• **Study material**:
- - - -

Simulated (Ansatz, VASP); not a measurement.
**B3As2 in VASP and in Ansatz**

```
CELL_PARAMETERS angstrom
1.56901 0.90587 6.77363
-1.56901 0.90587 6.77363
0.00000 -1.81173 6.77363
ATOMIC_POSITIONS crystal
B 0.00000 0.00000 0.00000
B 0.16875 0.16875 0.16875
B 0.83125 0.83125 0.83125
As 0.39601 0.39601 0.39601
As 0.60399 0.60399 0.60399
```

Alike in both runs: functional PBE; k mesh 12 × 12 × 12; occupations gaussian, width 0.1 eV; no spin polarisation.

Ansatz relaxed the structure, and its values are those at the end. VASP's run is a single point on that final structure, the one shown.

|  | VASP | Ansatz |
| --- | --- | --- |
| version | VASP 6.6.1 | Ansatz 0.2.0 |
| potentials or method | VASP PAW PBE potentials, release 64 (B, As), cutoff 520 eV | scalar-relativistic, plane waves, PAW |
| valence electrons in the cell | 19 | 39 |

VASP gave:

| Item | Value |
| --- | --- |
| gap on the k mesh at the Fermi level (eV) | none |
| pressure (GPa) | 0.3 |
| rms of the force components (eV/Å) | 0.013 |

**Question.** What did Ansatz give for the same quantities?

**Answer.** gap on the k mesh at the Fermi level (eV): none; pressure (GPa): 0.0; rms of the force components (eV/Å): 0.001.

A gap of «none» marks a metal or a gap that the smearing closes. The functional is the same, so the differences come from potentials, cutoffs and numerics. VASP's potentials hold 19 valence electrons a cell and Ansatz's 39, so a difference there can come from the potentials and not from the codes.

- - - -

Copy exactly the opening line of the material, the line bearing "Alike in both", and every line between them. Include nothing else.

• **Task response**:
Simulated (Ansatz, VASP); not a measurement.
**B3As2 in VASP and in Ansatz**

```
CELL_PARAMETERS angstrom
1.56901 0.90587 6.77363
-1.56901 0.90587 6.77363
0.00000 -1.81173 6.77363
ATOMIC_POSITIONS crystal
B 0.00000 0.00000 0.00000
B 0.16875 0.16875 0.16875
B 0.83125 0.83125 0.83125
As 0.39601 0.39601 0.39601
As 0.60399 0.60399 0.60399
```

Alike in both runs: functional PBE; k mesh 12 × 12 × 12; occupations gaussian, width 0.1 eV; no spin polarisation.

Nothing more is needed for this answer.